Provided data:
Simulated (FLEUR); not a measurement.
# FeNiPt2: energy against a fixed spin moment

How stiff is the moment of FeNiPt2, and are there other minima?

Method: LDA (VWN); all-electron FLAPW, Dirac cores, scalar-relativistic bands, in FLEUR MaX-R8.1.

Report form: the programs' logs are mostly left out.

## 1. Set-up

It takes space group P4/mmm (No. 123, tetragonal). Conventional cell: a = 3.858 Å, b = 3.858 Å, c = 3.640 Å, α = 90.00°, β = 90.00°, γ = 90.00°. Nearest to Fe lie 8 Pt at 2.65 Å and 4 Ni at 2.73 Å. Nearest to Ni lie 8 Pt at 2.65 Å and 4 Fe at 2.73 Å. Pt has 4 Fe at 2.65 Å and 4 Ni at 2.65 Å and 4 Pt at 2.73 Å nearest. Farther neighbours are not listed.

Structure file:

Requirement: Every entry must be set down exactly, with nothing left out.

Worked solution:
Simulated (FLEUR); not a measurement.
# FeNiPt2: energy against a fixed spin moment

How stiff is the moment of FeNiPt2, and are there other minima?

Method: LDA (VWN); all-electron FLAPW, Dirac cores, scalar-relativistic bands, in FLEUR MaX-R8.1.

Report form: the programs' logs are mostly left out.

## 1. Set-up

It takes space group P4/mmm (No. 123, tetragonal). Conventional cell: a = 3.858 Å, b = 3.858 Å, c = 3.640 Å, α = 90.00°, β = 90.00°, γ = 90.00°. Nearest to Fe lie 8 Pt at 2.65 Å and 4 Ni at 2.73 Å. Nearest to Ni lie 8 Pt at 2.65 Å and 4 Fe at 2.73 Å. Pt has 4 Fe at 2.65 Å and 4 Ni at 2.65 Å and 4 Pt at 2.73 Å nearest. Farther neighbours are not listed.

Structure file:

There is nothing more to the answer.